## REQUIREMENT
Transcribe each entry. Change nothing.

## GIVEN ENTRIES
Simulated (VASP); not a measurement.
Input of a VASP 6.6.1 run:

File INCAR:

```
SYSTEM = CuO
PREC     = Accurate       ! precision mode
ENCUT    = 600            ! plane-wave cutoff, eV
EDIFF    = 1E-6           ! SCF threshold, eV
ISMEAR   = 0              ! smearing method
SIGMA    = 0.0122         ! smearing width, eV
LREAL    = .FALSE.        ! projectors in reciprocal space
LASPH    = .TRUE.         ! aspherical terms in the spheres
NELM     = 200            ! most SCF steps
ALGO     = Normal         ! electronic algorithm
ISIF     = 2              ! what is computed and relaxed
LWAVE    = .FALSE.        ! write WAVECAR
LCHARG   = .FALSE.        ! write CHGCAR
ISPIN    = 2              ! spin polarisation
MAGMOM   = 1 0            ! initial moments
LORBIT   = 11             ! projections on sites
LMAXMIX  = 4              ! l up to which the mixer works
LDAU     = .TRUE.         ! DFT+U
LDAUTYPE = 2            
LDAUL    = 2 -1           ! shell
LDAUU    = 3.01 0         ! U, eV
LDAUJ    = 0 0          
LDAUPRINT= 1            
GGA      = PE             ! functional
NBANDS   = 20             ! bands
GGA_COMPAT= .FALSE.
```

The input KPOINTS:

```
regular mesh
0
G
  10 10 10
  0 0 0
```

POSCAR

## EXERCISE OUTPUT
Simulated (VASP); not a measurement.
Input of a VASP 6.6.1 run:

File INCAR:

```
SYSTEM = CuO
PREC     = Accurate       ! precision mode
ENCUT    = 600            ! plane-wave cutoff, eV
EDIFF    = 1E-6           ! SCF threshold, eV
ISMEAR   = 0              ! smearing method
SIGMA    = 0.0122         ! smearing width, eV
LREAL    = .FALSE.        ! projectors in reciprocal space
LASPH    = .TRUE.         ! aspherical terms in the spheres
NELM     = 200            ! most SCF steps
ALGO     = Normal         ! electronic algorithm
ISIF     = 2              ! what is computed and relaxed
LWAVE    = .FALSE.        ! write WAVECAR
LCHARG   = .FALSE.        ! write CHGCAR
ISPIN    = 2              ! spin polarisation
MAGMOM   = 1 0            ! initial moments
LORBIT   = 11             ! projections on sites
LMAXMIX  = 4              ! l up to which the mixer works
LDAU     = .TRUE.         ! DFT+U
LDAUTYPE = 2            
LDAUL    = 2 -1           ! shell
LDAUU    = 3.01 0         ! U, eV
LDAUJ    = 0 0          
LDAUPRINT= 1            
GGA      = PE             ! functional
NBANDS   = 20             ! bands
GGA_COMPAT= .FALSE.
```

The input KPOINTS:

```
regular mesh
0
G
  10 10 10
  0 0 0
```

POSCAR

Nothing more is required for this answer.